*Work order*: Reproduce each record exactly.

*Stored data*:
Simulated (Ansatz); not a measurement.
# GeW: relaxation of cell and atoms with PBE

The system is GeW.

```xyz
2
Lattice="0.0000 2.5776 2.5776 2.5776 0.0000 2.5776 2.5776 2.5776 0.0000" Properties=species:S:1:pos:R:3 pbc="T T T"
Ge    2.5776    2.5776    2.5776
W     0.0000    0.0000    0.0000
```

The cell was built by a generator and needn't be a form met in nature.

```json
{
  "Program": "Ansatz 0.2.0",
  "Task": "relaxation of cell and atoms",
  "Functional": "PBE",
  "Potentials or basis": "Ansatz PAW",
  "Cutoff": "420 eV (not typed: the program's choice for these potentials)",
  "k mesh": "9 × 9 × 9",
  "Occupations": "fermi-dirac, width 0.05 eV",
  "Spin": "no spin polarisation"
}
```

*Exercise result*:
Simulated (Ansatz); not a measurement.
# GeW: relaxation of cell and atoms with PBE

The system is GeW.

```xyz
2
Lattice="0.0000 2.5776 2.5776 2.5776 0.0000 2.5776 2.5776 2.5776 0.0000" Properties=species:S:1:pos:R:3 pbc="T T T"
Ge    2.5776    2.5776    2.5776
W     0.0000    0.0000    0.0000
```

The cell was built by a generator and needn't be a form met in nature.

```json
{
  "Program": "Ansatz 0.2.0",
  "Task": "relaxation of cell and atoms",
  "Functional": "PBE",
  "Potentials or basis": "Ansatz PAW",
  "Cutoff": "420 eV (not typed: the program's choice for these potentials)",
  "k mesh": "9 × 9 × 9",
  "Occupations": "fermi-dirac, width 0.05 eV",
  "Spin": "no spin polarisation"
}
```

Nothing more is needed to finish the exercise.